== Segment start ==
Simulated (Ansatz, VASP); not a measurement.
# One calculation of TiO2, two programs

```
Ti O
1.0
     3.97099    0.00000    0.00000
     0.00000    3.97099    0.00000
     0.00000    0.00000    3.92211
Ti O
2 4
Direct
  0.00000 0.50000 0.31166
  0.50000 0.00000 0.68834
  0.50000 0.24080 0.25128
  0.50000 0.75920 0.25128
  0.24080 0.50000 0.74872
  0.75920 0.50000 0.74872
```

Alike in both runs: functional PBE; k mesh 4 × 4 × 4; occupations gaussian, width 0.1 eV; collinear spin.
== Segment end ==

(Work request): Restate all of the material, keeping every word intact.

(Exercise answer):
Simulated (Ansatz, VASP); not a measurement.
# One calculation of TiO2, two programs

```
Ti O
1.0
     3.97099    0.00000    0.00000
     0.00000    3.97099    0.00000
     0.00000    0.00000    3.92211
Ti O
2 4
Direct
  0.00000 0.50000 0.31166
  0.50000 0.00000 0.68834
  0.50000 0.24080 0.25128
  0.50000 0.75920 0.25128
  0.24080 0.50000 0.74872
  0.75920 0.50000 0.74872
```

Alike in both runs: functional PBE; k mesh 4 × 4 × 4; occupations gaussian, width 0.1 eV; collinear spin.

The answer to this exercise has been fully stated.